Top of Excerpted data
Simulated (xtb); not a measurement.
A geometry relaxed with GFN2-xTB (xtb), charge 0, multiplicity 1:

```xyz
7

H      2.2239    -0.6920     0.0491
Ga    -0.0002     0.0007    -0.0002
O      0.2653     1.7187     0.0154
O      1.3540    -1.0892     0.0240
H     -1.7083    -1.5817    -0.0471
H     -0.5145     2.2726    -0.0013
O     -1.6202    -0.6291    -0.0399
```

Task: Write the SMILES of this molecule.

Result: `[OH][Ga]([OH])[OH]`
Bottom of Excerpted data

• [Activity]
In your answer, print every entry exactly as it appears.

• [Exercise answer]
Simulated (xtb); not a measurement.
A geometry relaxed with GFN2-xTB (xtb), charge 0, multiplicity 1:

```xyz
7

H      2.2239    -0.6920     0.0491
Ga    -0.0002     0.0007    -0.0002
O      0.2653     1.7187     0.0154
O      1.3540    -1.0892     0.0240
H     -1.7083    -1.5817    -0.0471
H     -0.5145     2.2726    -0.0013
O     -1.6202    -0.6291    -0.0399
```

Task: Write the SMILES of this molecule.

Result: `[OH][Ga]([OH])[OH]`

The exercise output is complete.